Raw data:
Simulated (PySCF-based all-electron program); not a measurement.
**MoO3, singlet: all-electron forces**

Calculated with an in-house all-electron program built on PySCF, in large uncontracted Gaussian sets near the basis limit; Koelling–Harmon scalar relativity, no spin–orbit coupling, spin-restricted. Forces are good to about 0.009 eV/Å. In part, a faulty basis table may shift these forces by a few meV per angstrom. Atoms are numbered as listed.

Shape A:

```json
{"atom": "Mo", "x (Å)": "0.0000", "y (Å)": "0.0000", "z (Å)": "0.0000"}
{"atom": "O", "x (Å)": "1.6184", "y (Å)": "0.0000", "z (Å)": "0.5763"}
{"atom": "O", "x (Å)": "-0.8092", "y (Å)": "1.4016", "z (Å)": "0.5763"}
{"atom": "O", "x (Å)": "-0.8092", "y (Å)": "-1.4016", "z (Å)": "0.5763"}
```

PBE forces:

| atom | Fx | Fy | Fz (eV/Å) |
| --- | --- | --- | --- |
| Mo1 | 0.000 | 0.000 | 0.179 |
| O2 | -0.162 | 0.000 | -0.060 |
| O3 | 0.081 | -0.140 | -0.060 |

Required action: Your answer must consist of every line above, reproduced exactly.

Answer area:
Simulated (PySCF-based all-electron program); not a measurement.
**MoO3, singlet: all-electron forces**

Calculated with an in-house all-electron program built on PySCF, in large uncontracted Gaussian sets near the basis limit; Koelling–Harmon scalar relativity, no spin–orbit coupling, spin-restricted. Forces are good to about 0.009 eV/Å. In part, a faulty basis table may shift these forces by a few meV per angstrom. Atoms are numbered as listed.

Shape A:

```json
{"atom": "Mo", "x (Å)": "0.0000", "y (Å)": "0.0000", "z (Å)": "0.0000"}
{"atom": "O", "x (Å)": "1.6184", "y (Å)": "0.0000", "z (Å)": "0.5763"}
{"atom": "O", "x (Å)": "-0.8092", "y (Å)": "1.4016", "z (Å)": "0.5763"}
{"atom": "O", "x (Å)": "-0.8092", "y (Å)": "-1.4016", "z (Å)": "0.5763"}
```

PBE forces:

| atom | Fx | Fy | Fz (eV/Å) |
| --- | --- | --- | --- |
| Mo1 | 0.000 | 0.000 | 0.179 |
| O2 | -0.162 | 0.000 | -0.060 |
| O3 | 0.081 | -0.140 | -0.060 |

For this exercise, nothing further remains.